TASK ITEM |
Your answer must consist solely of the lines from the start of the entries below through the line with "Quantity | Value |", unchanged.

——————

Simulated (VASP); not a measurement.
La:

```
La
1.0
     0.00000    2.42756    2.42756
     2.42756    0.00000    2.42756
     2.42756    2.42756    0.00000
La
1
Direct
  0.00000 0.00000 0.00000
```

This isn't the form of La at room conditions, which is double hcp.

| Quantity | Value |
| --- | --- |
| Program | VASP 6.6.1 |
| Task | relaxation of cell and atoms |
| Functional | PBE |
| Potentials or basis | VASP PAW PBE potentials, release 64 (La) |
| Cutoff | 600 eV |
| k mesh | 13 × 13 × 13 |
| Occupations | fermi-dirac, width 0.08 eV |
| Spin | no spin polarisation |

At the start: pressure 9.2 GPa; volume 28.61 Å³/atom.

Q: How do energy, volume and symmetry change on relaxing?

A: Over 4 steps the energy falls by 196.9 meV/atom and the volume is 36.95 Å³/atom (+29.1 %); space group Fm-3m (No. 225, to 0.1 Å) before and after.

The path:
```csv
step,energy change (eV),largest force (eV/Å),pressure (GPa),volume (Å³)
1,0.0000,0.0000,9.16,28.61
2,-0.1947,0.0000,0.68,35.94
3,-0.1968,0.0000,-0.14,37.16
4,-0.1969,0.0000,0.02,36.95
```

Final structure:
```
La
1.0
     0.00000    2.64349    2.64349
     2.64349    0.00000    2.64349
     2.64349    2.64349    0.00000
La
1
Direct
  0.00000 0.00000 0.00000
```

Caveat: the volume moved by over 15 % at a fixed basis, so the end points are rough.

——————

ANSWER SPACE |
Simulated (VASP); not a measurement.
La:

```
La
1.0
     0.00000    2.42756    2.42756
     2.42756    0.00000    2.42756
     2.42756    2.42756    0.00000
La
1
Direct
  0.00000 0.00000 0.00000
```

This isn't the form of La at room conditions, which is double hcp.

| Quantity | Value |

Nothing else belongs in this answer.